### [Exercise]
Beginning with the first line, please return the entries exactly through the line that contains "(2) Predict the band gap on the k mesh.", and leave out all later lines.

### [Data records]
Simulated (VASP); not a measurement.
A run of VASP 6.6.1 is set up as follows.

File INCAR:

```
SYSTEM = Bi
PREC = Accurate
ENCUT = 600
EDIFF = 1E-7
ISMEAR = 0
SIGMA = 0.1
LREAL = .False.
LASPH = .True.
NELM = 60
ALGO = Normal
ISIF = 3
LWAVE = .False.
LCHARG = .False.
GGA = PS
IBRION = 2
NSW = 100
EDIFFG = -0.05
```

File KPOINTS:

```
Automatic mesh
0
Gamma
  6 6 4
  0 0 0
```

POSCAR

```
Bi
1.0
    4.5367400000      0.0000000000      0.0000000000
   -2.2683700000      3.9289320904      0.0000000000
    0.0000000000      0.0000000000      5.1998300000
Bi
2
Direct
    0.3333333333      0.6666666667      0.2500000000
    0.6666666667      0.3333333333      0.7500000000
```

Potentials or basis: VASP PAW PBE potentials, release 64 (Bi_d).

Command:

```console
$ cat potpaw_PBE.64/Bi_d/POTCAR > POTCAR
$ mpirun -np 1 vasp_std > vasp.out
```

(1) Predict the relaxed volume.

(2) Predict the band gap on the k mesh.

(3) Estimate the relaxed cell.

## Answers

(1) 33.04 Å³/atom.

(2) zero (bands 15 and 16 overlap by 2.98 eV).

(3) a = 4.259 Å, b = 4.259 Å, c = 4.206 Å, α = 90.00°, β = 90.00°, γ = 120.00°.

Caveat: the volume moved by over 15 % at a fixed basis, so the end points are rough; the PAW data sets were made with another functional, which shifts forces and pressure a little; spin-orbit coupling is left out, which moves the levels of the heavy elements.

### [Written answer]
Simulated (VASP); not a measurement.
A run of VASP 6.6.1 is set up as follows.

File INCAR:

```
SYSTEM = Bi
PREC = Accurate
ENCUT = 600
EDIFF = 1E-7
ISMEAR = 0
SIGMA = 0.1
LREAL = .False.
LASPH = .True.
NELM = 60
ALGO = Normal
ISIF = 3
LWAVE = .False.
LCHARG = .False.
GGA = PS
IBRION = 2
NSW = 100
EDIFFG = -0.05
```

File KPOINTS:

```
Automatic mesh
0
Gamma
  6 6 4
  0 0 0
```

POSCAR

```
Bi
1.0
    4.5367400000      0.0000000000      0.0000000000
   -2.2683700000      3.9289320904      0.0000000000
    0.0000000000      0.0000000000      5.1998300000
Bi
2
Direct
    0.3333333333      0.6666666667      0.2500000000
    0.6666666667      0.3333333333      0.7500000000
```

Potentials or basis: VASP PAW PBE potentials, release 64 (Bi_d).

Command:

```console
$ cat potpaw_PBE.64/Bi_d/POTCAR > POTCAR
$ mpirun -np 1 vasp_std > vasp.out
```

(1) Predict the relaxed volume.

(2) Predict the band gap on the k mesh.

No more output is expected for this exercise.